# Action item
Produce word for word the lines of the data below running from the one that has "Alike in both" to the one that has "from the codes.", inclusive, and no others.

# Data
+++

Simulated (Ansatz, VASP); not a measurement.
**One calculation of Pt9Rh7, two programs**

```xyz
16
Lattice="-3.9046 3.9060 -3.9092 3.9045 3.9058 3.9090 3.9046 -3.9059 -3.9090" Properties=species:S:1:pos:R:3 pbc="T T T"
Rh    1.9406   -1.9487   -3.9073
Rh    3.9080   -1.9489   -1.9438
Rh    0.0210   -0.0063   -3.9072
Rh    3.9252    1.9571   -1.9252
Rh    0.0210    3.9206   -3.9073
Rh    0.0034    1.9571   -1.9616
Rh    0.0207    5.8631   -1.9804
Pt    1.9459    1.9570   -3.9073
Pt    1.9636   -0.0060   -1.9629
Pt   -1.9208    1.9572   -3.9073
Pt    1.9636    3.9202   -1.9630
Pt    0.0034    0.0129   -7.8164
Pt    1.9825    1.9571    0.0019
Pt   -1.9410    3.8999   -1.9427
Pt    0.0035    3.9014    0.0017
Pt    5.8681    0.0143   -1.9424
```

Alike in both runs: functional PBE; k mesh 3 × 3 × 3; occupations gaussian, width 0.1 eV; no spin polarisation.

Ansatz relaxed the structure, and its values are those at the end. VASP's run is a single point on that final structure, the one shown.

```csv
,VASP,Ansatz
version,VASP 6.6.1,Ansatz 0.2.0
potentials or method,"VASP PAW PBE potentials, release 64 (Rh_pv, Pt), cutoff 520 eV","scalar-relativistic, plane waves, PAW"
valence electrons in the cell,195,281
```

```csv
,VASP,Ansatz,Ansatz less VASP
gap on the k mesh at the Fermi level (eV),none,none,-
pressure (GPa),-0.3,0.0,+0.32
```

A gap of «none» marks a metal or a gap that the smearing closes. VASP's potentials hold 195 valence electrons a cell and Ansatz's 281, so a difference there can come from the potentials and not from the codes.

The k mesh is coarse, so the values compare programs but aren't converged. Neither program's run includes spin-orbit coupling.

+++

# Task result
Alike in both runs: functional PBE; k mesh 3 × 3 × 3; occupations gaussian, width 0.1 eV; no spin polarisation.

Ansatz relaxed the structure, and its values are those at the end. VASP's run is a single point on that final structure, the one shown.

```csv
,VASP,Ansatz
version,VASP 6.6.1,Ansatz 0.2.0
potentials or method,"VASP PAW PBE potentials, release 64 (Rh_pv, Pt), cutoff 520 eV","scalar-relativistic, plane waves, PAW"
valence electrons in the cell,195,281
```

```csv
,VASP,Ansatz,Ansatz less VASP
gap on the k mesh at the Fermi level (eV),none,none,-
pressure (GPa),-0.3,0.0,+0.32
```

A gap of «none» marks a metal or a gap that the smearing closes. VASP's potentials hold 195 valence electrons a cell and Ansatz's 281, so a difference there can come from the potentials and not from the codes.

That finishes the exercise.